*** Opening of Information supplied ***
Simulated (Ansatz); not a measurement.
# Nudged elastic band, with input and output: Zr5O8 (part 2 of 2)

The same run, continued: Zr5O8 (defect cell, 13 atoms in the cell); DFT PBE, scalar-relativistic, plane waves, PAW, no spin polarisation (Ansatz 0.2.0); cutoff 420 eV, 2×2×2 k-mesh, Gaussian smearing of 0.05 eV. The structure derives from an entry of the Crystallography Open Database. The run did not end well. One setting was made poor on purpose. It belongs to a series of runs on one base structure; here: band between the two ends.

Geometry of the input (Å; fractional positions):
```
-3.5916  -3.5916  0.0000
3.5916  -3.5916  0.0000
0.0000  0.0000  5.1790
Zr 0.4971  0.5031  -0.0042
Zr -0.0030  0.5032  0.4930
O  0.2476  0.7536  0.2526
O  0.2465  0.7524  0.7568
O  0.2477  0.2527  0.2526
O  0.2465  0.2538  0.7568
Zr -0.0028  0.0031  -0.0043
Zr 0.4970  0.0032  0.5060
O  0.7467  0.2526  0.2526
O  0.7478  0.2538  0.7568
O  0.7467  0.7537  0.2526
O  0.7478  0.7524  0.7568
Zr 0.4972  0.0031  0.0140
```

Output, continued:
*** Close of Information supplied ***

* **Required action**:
What is wanted is every line from the first line of the entries through the line that contains "# Nudged elastic", given again exactly.

* **Task response**:
Simulated (Ansatz); not a measurement.
# Nudged elastic band, with input and output: Zr5O8 (part 2 of 2)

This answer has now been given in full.